[Record set]
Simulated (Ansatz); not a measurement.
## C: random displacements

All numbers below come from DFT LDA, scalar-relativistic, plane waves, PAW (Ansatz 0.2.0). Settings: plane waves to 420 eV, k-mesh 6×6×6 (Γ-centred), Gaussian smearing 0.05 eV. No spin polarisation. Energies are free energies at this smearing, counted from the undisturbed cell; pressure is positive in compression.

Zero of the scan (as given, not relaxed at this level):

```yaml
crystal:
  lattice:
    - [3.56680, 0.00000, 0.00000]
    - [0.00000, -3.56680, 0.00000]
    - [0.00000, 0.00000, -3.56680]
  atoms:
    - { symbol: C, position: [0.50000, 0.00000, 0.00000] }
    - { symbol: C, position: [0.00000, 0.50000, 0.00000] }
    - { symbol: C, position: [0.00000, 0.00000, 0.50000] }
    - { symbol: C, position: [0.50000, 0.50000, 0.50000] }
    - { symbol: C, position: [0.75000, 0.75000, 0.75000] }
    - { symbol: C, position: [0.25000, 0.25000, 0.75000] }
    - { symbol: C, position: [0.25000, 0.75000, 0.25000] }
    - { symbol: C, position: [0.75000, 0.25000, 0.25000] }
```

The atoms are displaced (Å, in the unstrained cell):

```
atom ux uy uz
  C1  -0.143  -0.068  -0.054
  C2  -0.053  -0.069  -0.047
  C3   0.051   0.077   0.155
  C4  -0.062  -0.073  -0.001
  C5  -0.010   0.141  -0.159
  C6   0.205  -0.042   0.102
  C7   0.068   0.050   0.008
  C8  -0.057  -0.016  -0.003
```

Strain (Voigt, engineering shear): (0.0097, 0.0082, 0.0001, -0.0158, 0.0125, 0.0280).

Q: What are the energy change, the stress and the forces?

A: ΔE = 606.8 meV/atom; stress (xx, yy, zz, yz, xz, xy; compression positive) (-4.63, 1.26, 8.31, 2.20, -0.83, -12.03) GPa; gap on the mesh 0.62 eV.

[Work request] Return exactly the lines above from the line that has "## C: random displacements" through the line that has "Q: What are", inclusive, and nothing else.

[Answer box]
## C: random displacements

All numbers below come from DFT LDA, scalar-relativistic, plane waves, PAW (Ansatz 0.2.0). Settings: plane waves to 420 eV, k-mesh 6×6×6 (Γ-centred), Gaussian smearing 0.05 eV. No spin polarisation. Energies are free energies at this smearing, counted from the undisturbed cell; pressure is positive in compression.

Zero of the scan (as given, not relaxed at this level):

```yaml
crystal:
  lattice:
    - [3.56680, 0.00000, 0.00000]
    - [0.00000, -3.56680, 0.00000]
    - [0.00000, 0.00000, -3.56680]
  atoms:
    - { symbol: C, position: [0.50000, 0.00000, 0.00000] }
    - { symbol: C, position: [0.00000, 0.50000, 0.00000] }
    - { symbol: C, position: [0.00000, 0.00000, 0.50000] }
    - { symbol: C, position: [0.50000, 0.50000, 0.50000] }
    - { symbol: C, position: [0.75000, 0.75000, 0.75000] }
    - { symbol: C, position: [0.25000, 0.25000, 0.75000] }
    - { symbol: C, position: [0.25000, 0.75000, 0.25000] }
    - { symbol: C, position: [0.75000, 0.25000, 0.25000] }
```

The atoms are displaced (Å, in the unstrained cell):

```
atom ux uy uz
  C1  -0.143  -0.068  -0.054
  C2  -0.053  -0.069  -0.047
  C3   0.051   0.077   0.155
  C4  -0.062  -0.073  -0.001
  C5  -0.010   0.141  -0.159
  C6   0.205  -0.042   0.102
  C7   0.068   0.050   0.008
  C8  -0.057  -0.016  -0.003
```

Strain (Voigt, engineering shear): (0.0097, 0.0082, 0.0001, -0.0158, 0.0125, 0.0280).

Q: What are the energy change, the stress and the forces?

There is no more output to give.